EXTRACTED DATA START

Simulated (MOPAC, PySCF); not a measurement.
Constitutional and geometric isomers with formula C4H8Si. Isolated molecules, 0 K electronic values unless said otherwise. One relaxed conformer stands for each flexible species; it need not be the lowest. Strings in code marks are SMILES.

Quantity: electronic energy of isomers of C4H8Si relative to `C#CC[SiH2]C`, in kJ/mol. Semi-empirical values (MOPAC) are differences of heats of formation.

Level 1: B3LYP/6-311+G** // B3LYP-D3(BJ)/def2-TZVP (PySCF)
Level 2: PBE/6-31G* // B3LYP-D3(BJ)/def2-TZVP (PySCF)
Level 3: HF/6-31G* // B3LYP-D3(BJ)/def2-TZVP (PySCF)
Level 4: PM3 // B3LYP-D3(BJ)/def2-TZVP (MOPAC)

EXTRACTED DATA END

Make a verbatim transcription of all the material.

Simulated (MOPAC, PySCF); not a measurement.
Constitutional and geometric isomers with formula C4H8Si. Isolated molecules, 0 K electronic values unless said otherwise. One relaxed conformer stands for each flexible species; it need not be the lowest. Strings in code marks are SMILES.

Quantity: electronic energy of isomers of C4H8Si relative to `C#CC[SiH2]C`, in kJ/mol. Semi-empirical values (MOPAC) are differences of heats of formation.

Level 1: B3LYP/6-311+G** // B3LYP-D3(BJ)/def2-TZVP (PySCF)
Level 2: PBE/6-31G* // B3LYP-D3(BJ)/def2-TZVP (PySCF)
Level 3: HF/6-31G* // B3LYP-D3(BJ)/def2-TZVP (PySCF)
Level 4: PM3 // B3LYP-D3(BJ)/def2-TZVP (MOPAC)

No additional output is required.